Dataset excerpts:
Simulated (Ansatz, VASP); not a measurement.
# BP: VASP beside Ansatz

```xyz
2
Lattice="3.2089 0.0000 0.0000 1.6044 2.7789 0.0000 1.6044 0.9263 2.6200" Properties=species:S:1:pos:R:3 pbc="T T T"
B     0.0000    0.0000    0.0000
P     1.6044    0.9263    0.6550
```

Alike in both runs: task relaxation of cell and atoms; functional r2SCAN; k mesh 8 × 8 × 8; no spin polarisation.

Work order: Copy the data word for word.

Task result:
Simulated (Ansatz, VASP); not a measurement.
# BP: VASP beside Ansatz

```xyz
2
Lattice="3.2089 0.0000 0.0000 1.6044 2.7789 0.0000 1.6044 0.9263 2.6200" Properties=species:S:1:pos:R:3 pbc="T T T"
B     0.0000    0.0000    0.0000
P     1.6044    0.9263    0.6550
```

Alike in both runs: task relaxation of cell and atoms; functional r2SCAN; k mesh 8 × 8 × 8; no spin polarisation.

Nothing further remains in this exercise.